══════
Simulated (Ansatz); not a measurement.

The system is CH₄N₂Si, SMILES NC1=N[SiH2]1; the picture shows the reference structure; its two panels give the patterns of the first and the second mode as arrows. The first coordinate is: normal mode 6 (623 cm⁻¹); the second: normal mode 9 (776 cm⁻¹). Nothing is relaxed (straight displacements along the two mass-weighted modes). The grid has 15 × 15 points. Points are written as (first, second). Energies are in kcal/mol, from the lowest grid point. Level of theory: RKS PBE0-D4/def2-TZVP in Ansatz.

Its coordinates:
══════

▶ **BRIEF**: Repeat every record, keeping each line exactly as it is.

▶ **TASK RESULT**:
Simulated (Ansatz); not a measurement.

The system is CH₄N₂Si, SMILES NC1=N[SiH2]1; the picture shows the reference structure; its two panels give the patterns of the first and the second mode as arrows. The first coordinate is: normal mode 6 (623 cm⁻¹); the second: normal mode 9 (776 cm⁻¹). Nothing is relaxed (straight displacements along the two mass-weighted modes). The grid has 15 × 15 points. Points are written as (first, second). Energies are in kcal/mol, from the lowest grid point. Level of theory: RKS PBE0-D4/def2-TZVP in Ansatz.

Its coordinates:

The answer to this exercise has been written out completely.